● Source information
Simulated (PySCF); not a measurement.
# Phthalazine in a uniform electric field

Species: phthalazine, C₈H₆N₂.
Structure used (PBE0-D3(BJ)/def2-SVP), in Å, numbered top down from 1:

● Requirement
Set all the entries above down again exactly.

● Task solution
Simulated (PySCF); not a measurement.
# Phthalazine in a uniform electric field

Species: phthalazine, C₈H₆N₂.
Structure used (PBE0-D3(BJ)/def2-SVP), in Å, numbered top down from 1:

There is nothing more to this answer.